[Start of section]

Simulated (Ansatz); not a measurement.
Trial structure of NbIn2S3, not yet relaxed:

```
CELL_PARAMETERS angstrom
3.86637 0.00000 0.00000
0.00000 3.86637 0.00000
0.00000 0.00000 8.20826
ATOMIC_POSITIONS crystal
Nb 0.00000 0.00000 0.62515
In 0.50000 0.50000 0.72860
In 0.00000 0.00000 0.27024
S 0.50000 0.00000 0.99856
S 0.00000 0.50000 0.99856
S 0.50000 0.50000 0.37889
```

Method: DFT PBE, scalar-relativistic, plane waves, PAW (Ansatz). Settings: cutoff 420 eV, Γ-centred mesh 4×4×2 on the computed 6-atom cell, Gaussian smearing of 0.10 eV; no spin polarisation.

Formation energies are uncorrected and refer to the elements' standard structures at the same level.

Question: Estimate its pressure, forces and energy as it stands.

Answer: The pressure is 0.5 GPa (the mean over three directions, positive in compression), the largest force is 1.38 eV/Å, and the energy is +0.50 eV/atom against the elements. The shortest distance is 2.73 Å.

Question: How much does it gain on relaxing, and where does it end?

[End of section]

### Assignment:
Please reproduce the whole listing exactly, omitting no line.

### Your solution:
Simulated (Ansatz); not a measurement.
Trial structure of NbIn2S3, not yet relaxed:

```
CELL_PARAMETERS angstrom
3.86637 0.00000 0.00000
0.00000 3.86637 0.00000
0.00000 0.00000 8.20826
ATOMIC_POSITIONS crystal
Nb 0.00000 0.00000 0.62515
In 0.50000 0.50000 0.72860
In 0.00000 0.00000 0.27024
S 0.50000 0.00000 0.99856
S 0.00000 0.50000 0.99856
S 0.50000 0.50000 0.37889
```

Method: DFT PBE, scalar-relativistic, plane waves, PAW (Ansatz). Settings: cutoff 420 eV, Γ-centred mesh 4×4×2 on the computed 6-atom cell, Gaussian smearing of 0.10 eV; no spin polarisation.

Formation energies are uncorrected and refer to the elements' standard structures at the same level.

Question: Estimate its pressure, forces and energy as it stands.

Answer: The pressure is 0.5 GPa (the mean over three directions, positive in compression), the largest force is 1.38 eV/Å, and the energy is +0.50 eV/atom against the elements. The shortest distance is 2.73 Å.

Question: How much does it gain on relaxing, and where does it end?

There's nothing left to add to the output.